• [Required action]: Copying exactly, give the lines in the material below from the one with "# Settings for Ta: density of states" to the one with "Wanted: density of", ends included, and nothing besides.

• [Data excerpts]:
——

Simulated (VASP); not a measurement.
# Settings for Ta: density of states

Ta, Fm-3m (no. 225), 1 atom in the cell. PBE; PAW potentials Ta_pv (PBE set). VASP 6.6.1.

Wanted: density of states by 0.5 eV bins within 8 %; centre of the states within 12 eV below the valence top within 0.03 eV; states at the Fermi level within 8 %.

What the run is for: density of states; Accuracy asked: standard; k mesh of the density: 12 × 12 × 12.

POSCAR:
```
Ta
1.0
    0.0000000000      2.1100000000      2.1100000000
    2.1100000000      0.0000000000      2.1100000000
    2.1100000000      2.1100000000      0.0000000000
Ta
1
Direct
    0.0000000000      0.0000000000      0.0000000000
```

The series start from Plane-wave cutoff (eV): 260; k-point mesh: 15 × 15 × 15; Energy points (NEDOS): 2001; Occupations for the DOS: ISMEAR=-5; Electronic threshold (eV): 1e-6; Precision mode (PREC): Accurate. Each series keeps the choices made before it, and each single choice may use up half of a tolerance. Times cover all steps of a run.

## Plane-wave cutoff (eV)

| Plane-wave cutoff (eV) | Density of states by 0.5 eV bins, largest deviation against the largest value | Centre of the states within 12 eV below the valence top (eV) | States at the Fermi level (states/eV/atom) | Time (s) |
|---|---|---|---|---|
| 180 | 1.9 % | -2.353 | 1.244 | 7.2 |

——

• [Response box]:
# Settings for Ta: density of states

Ta, Fm-3m (no. 225), 1 atom in the cell. PBE; PAW potentials Ta_pv (PBE set). VASP 6.6.1.

Wanted: density of states by 0.5 eV bins within 8 %; centre of the states within 12 eV below the valence top within 0.03 eV; states at the Fermi level within 8 %.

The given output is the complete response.